- [Assigned task]
From the first line through the one containing "This geometry differs", restate the listing word for word, and give no other lines.

------------------------

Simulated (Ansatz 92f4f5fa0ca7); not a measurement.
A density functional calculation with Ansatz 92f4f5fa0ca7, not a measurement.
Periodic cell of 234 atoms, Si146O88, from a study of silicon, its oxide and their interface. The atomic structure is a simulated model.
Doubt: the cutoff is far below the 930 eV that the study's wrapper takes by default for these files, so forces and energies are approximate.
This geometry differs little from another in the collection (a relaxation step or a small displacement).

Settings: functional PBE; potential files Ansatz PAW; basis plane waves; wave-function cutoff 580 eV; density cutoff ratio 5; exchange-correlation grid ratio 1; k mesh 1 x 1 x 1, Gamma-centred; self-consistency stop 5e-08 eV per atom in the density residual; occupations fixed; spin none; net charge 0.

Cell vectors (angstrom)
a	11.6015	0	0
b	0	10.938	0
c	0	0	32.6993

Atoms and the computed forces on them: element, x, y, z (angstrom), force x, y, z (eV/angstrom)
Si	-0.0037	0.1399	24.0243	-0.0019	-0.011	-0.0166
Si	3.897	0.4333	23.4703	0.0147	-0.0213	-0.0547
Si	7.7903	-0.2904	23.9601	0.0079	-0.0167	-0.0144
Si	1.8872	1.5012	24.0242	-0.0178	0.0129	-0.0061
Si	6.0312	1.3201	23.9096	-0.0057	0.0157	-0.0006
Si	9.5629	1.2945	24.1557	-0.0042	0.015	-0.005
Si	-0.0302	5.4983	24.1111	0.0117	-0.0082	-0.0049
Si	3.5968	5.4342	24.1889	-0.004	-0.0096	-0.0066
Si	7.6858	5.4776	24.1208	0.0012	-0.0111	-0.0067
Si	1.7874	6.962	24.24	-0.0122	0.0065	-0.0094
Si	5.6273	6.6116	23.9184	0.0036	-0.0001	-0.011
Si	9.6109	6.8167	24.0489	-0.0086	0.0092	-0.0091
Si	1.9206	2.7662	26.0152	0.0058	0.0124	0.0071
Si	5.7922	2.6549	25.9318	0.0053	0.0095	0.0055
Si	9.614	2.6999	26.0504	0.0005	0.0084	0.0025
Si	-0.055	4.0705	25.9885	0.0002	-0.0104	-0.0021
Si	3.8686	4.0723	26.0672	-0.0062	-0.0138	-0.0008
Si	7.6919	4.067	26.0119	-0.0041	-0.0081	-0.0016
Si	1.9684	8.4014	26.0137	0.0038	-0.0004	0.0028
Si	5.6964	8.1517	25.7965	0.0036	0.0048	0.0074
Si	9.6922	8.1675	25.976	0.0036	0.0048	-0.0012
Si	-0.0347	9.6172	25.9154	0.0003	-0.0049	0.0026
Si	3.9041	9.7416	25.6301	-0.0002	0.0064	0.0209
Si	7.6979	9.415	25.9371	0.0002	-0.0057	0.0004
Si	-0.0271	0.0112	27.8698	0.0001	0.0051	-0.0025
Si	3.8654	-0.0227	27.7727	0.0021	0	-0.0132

------------------------

- [Exercise output]
Simulated (Ansatz 92f4f5fa0ca7); not a measurement.
A density functional calculation with Ansatz 92f4f5fa0ca7, not a measurement.
Periodic cell of 234 atoms, Si146O88, from a study of silicon, its oxide and their interface. The atomic structure is a simulated model.
Doubt: the cutoff is far below the 930 eV that the study's wrapper takes by default for these files, so forces and energies are approximate.
This geometry differs little from another in the collection (a relaxation step or a small displacement).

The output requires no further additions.